Work request
Reproduce only what lies between the first line of the material below and the line containing "Which direction points towards the source?", with both of those lines included and every line kept exact.

Data extract
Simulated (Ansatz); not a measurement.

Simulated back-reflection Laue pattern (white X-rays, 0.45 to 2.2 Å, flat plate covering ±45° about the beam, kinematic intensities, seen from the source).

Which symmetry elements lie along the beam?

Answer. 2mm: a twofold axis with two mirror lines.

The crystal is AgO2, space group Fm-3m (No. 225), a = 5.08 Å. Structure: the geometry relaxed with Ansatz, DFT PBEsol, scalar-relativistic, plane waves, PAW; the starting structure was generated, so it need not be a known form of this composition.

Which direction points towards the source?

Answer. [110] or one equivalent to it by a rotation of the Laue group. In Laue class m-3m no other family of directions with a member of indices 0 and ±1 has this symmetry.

Task result
Simulated (Ansatz); not a measurement.

Simulated back-reflection Laue pattern (white X-rays, 0.45 to 2.2 Å, flat plate covering ±45° about the beam, kinematic intensities, seen from the source).

Which symmetry elements lie along the beam?

Answer. 2mm: a twofold axis with two mirror lines.

The crystal is AgO2, space group Fm-3m (No. 225), a = 5.08 Å. Structure: the geometry relaxed with Ansatz, DFT PBEsol, scalar-relativistic, plane waves, PAW; the starting structure was generated, so it need not be a known form of this composition.

Which direction points towards the source?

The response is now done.